=== REQUIRED ACTION ===
Give back exactly the first lines of the entries below, through the line with "Answer: The minimum".

···

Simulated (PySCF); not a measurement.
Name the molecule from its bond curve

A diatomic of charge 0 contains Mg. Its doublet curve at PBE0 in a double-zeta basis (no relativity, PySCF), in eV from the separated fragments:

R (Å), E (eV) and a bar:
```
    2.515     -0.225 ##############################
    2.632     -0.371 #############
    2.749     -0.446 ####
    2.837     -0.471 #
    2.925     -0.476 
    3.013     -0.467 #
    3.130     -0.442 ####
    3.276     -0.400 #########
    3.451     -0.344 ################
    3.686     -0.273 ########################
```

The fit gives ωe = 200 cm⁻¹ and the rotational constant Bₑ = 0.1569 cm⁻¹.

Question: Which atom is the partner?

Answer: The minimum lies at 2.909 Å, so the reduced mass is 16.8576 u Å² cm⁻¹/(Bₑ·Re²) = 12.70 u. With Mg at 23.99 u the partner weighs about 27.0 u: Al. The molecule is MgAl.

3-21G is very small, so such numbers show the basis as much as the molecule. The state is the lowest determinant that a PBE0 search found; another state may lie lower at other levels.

···

=== TASK RESULT ===
Simulated (PySCF); not a measurement.
Name the molecule from its bond curve

A diatomic of charge 0 contains Mg. Its doublet curve at PBE0 in a double-zeta basis (no relativity, PySCF), in eV from the separated fragments:

R (Å), E (eV) and a bar:
```
    2.515     -0.225 ##############################
    2.632     -0.371 #############
    2.749     -0.446 ####
    2.837     -0.471 #
    2.925     -0.476 
    3.013     -0.467 #
    3.130     -0.442 ####
    3.276     -0.400 #########
    3.451     -0.344 ################
    3.686     -0.273 ########################
```

The fit gives ωe = 200 cm⁻¹ and the rotational constant Bₑ = 0.1569 cm⁻¹.

Question: Which atom is the partner?

Answer: The minimum lies at 2.909 Å, so the reduced mass is 16.8576 u Å² cm⁻¹/(Bₑ·Re²) = 12.70 u. With Mg at 23.99 u the partner weighs about 27.0 u: Al. The molecule is MgAl.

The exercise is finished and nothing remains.